Work item
Everything from the first line of the records below through the line containing "The species is" is to be retyped exactly; leave out the rest.

━━━━━━━━━━

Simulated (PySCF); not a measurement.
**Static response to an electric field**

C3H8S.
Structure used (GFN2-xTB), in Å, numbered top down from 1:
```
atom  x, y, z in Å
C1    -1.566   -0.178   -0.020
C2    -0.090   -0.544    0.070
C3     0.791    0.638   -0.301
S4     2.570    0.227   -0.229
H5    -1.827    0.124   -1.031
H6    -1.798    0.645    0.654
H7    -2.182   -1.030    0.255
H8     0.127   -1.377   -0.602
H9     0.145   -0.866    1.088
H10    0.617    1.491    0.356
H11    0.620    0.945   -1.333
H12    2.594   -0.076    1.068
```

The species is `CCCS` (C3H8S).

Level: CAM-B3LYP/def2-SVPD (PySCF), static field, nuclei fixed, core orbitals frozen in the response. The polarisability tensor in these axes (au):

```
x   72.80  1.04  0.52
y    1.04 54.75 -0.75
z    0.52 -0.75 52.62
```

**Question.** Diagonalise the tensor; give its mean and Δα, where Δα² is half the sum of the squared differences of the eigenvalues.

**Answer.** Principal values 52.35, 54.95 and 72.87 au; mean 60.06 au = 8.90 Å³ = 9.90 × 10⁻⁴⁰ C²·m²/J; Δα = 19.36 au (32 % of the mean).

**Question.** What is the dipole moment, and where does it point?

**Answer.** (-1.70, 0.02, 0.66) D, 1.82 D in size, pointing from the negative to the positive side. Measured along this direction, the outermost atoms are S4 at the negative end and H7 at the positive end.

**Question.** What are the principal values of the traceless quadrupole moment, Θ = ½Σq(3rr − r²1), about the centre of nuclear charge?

━━━━━━━━━━

Written answer
Simulated (PySCF); not a measurement.
**Static response to an electric field**

C3H8S.
Structure used (GFN2-xTB), in Å, numbered top down from 1:
```
atom  x, y, z in Å
C1    -1.566   -0.178   -0.020
C2    -0.090   -0.544    0.070
C3     0.791    0.638   -0.301
S4     2.570    0.227   -0.229
H5    -1.827    0.124   -1.031
H6    -1.798    0.645    0.654
H7    -2.182   -1.030    0.255
H8     0.127   -1.377   -0.602
H9     0.145   -0.866    1.088
H10    0.617    1.491    0.356
H11    0.620    0.945   -1.333
H12    2.594   -0.076    1.068
```

The species is `CCCS` (C3H8S).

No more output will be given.